● WORK INSTRUCTION
Each line from the start of the records through the line containing "Output of a" is to be transcribed exactly, and no other line is to be included.

● SOURCE DATA
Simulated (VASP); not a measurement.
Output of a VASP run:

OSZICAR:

● EXERCISE ANSWER
Simulated (VASP); not a measurement.
Output of a VASP run:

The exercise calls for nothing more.